Assigned task> Going down the data below, set down exactly the line with "Everything below comes" and each line after it through the line with "## (1) The cell of the first run"; no other lines.

Recorded information>
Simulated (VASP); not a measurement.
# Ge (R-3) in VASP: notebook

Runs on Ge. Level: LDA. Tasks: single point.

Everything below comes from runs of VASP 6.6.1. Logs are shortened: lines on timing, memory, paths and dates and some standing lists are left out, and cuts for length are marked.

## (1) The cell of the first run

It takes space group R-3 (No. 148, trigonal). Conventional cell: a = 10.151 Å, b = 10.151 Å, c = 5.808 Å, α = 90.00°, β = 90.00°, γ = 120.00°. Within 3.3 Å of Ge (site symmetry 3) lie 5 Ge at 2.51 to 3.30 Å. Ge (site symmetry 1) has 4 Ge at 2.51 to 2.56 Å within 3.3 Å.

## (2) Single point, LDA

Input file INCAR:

Reply>
Everything below comes from runs of VASP 6.6.1. Logs are shortened: lines on timing, memory, paths and dates and some standing lists are left out, and cuts for length are marked.

## (1) The cell of the first run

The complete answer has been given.